[Task item] Word for word, restate the lines from the start of the data below through the line containing "0.10 eV, indirect (least direct gap 1.43 eV).".

[Data section]
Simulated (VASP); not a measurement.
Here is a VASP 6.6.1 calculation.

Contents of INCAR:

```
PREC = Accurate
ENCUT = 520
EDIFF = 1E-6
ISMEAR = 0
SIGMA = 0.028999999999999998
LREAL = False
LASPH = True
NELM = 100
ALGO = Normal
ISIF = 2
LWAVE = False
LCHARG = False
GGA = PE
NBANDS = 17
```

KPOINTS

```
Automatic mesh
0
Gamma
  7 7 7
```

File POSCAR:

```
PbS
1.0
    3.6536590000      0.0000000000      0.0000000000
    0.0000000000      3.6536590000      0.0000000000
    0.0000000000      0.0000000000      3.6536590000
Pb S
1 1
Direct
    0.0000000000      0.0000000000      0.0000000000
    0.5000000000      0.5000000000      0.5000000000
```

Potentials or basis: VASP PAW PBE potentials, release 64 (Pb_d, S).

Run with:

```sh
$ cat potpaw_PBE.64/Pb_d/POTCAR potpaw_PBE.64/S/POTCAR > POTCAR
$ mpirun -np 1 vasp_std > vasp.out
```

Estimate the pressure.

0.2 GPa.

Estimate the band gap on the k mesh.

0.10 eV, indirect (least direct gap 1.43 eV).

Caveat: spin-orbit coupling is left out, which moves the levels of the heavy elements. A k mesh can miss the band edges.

[Task result]
Simulated (VASP); not a measurement.
Here is a VASP 6.6.1 calculation.

Contents of INCAR:

```
PREC = Accurate
ENCUT = 520
EDIFF = 1E-6
ISMEAR = 0
SIGMA = 0.028999999999999998
LREAL = False
LASPH = True
NELM = 100
ALGO = Normal
ISIF = 2
LWAVE = False
LCHARG = False
GGA = PE
NBANDS = 17
```

KPOINTS

```
Automatic mesh
0
Gamma
  7 7 7
```

File POSCAR:

```
PbS
1.0
    3.6536590000      0.0000000000      0.0000000000
    0.0000000000      3.6536590000      0.0000000000
    0.0000000000      0.0000000000      3.6536590000
Pb S
1 1
Direct
    0.0000000000      0.0000000000      0.0000000000
    0.5000000000      0.5000000000      0.5000000000
```

Potentials or basis: VASP PAW PBE potentials, release 64 (Pb_d, S).

Run with:

```sh
$ cat potpaw_PBE.64/Pb_d/POTCAR potpaw_PBE.64/S/POTCAR > POTCAR
$ mpirun -np 1 vasp_std > vasp.out
```

Estimate the pressure.

0.2 GPa.

Estimate the band gap on the k mesh.

0.10 eV, indirect (least direct gap 1.43 eV).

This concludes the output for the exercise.